Excerpted data
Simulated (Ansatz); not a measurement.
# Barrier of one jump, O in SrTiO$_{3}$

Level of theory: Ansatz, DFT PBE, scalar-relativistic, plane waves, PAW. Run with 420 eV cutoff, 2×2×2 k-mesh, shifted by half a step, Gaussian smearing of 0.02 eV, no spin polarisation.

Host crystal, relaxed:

Brief
Each line of the listing is to be repeated exactly.

Answer section
Simulated (Ansatz); not a measurement.
# Barrier of one jump, O in SrTiO$_{3}$

Level of theory: Ansatz, DFT PBE, scalar-relativistic, plane waves, PAW. Run with 420 eV cutoff, 2×2×2 k-mesh, shifted by half a step, Gaussian smearing of 0.02 eV, no spin polarisation.

Host crystal, relaxed:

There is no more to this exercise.